━━━ RAW DATA
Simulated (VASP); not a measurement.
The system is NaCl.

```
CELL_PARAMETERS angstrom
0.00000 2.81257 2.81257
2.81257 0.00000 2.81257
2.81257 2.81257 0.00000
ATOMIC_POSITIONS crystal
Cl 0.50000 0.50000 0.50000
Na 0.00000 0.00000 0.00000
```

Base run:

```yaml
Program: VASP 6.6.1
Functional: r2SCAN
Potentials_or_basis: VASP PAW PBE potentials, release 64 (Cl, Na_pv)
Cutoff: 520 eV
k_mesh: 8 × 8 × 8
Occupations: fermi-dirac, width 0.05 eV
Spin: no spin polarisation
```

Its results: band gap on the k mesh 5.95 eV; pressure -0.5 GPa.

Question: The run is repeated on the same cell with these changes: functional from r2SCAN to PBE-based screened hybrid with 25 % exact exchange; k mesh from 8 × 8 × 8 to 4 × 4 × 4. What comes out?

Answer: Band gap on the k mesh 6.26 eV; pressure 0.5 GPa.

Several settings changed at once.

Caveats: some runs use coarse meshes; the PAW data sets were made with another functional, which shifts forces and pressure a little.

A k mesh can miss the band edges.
━━━━━━

**WORK TASK**
Emit an exact copy of the lines spanning the start of the records to the line containing "Question: The run", inclusive, and no other output.

**EXERCISE ANSWER**
Simulated (VASP); not a measurement.
The system is NaCl.

```
CELL_PARAMETERS angstrom
0.00000 2.81257 2.81257
2.81257 0.00000 2.81257
2.81257 2.81257 0.00000
ATOMIC_POSITIONS crystal
Cl 0.50000 0.50000 0.50000
Na 0.00000 0.00000 0.00000
```

Base run:

```yaml
Program: VASP 6.6.1
Functional: r2SCAN
Potentials_or_basis: VASP PAW PBE potentials, release 64 (Cl, Na_pv)
Cutoff: 520 eV
k_mesh: 8 × 8 × 8
Occupations: fermi-dirac, width 0.05 eV
Spin: no spin polarisation
```

Its results: band gap on the k mesh 5.95 eV; pressure -0.5 GPa.

Question: The run is repeated on the same cell with these changes: functional from r2SCAN to PBE-based screened hybrid with 25 % exact exchange; k mesh from 8 × 8 × 8 to 4 × 4 × 4. What comes out?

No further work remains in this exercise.